ACTIVITY: Exactly as written, transcribe each record below.

==========

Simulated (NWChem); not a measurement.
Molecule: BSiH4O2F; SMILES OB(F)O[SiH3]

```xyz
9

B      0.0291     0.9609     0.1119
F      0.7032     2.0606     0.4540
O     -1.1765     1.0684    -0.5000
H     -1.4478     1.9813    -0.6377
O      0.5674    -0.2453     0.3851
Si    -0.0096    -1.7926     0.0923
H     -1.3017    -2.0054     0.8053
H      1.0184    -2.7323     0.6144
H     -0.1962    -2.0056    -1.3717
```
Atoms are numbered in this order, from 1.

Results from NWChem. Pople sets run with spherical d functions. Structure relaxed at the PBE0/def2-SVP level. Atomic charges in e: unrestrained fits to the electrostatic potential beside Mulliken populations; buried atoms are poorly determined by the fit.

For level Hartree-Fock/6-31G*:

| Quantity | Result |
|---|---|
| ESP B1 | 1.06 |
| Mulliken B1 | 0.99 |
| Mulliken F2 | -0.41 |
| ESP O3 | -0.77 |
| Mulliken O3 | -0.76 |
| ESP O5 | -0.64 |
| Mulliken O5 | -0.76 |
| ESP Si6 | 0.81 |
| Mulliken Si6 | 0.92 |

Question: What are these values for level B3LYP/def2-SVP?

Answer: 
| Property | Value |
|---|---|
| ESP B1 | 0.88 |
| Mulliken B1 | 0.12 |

==========

ANSWER BOX:
Simulated (NWChem); not a measurement.
Molecule: BSiH4O2F; SMILES OB(F)O[SiH3]

```xyz
9

B      0.0291     0.9609     0.1119
F      0.7032     2.0606     0.4540
O     -1.1765     1.0684    -0.5000
H     -1.4478     1.9813    -0.6377
O      0.5674    -0.2453     0.3851
Si    -0.0096    -1.7926     0.0923
H     -1.3017    -2.0054     0.8053
H      1.0184    -2.7323     0.6144
H     -0.1962    -2.0056    -1.3717
```
Atoms are numbered in this order, from 1.

Results from NWChem. Pople sets run with spherical d functions. Structure relaxed at the PBE0/def2-SVP level. Atomic charges in e: unrestrained fits to the electrostatic potential beside Mulliken populations; buried atoms are poorly determined by the fit.

For level Hartree-Fock/6-31G*:

| Quantity | Result |
|---|---|
| ESP B1 | 1.06 |
| Mulliken B1 | 0.99 |
| Mulliken F2 | -0.41 |
| ESP O3 | -0.77 |
| Mulliken O3 | -0.76 |
| ESP O5 | -0.64 |
| Mulliken O5 | -0.76 |
| ESP Si6 | 0.81 |
| Mulliken Si6 | 0.92 |

Question: What are these values for level B3LYP/def2-SVP?

Answer: 
| Property | Value |
|---|---|
| ESP B1 | 0.88 |
| Mulliken B1 | 0.12 |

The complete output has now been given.